__Information shown__:
######
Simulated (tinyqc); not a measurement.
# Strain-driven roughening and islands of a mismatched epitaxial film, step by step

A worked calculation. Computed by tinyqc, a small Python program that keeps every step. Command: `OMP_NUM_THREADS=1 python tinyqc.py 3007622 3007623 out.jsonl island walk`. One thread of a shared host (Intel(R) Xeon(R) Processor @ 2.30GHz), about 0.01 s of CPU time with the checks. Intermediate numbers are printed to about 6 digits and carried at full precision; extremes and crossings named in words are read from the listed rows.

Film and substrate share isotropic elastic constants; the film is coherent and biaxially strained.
######

__Required action__: The whole listing above should be output again exactly.

__Answer area__:
Simulated (tinyqc); not a measurement.
# Strain-driven roughening and islands of a mismatched epitaxial film, step by step

A worked calculation. Computed by tinyqc, a small Python program that keeps every step. Command: `OMP_NUM_THREADS=1 python tinyqc.py 3007622 3007623 out.jsonl island walk`. One thread of a shared host (Intel(R) Xeon(R) Processor @ 2.30GHz), about 0.01 s of CPU time with the checks. Intermediate numbers are printed to about 6 digits and carried at full precision; extremes and crossings named in words are read from the listed rows.

Film and substrate share isotropic elastic constants; the film is coherent and biaxially strained.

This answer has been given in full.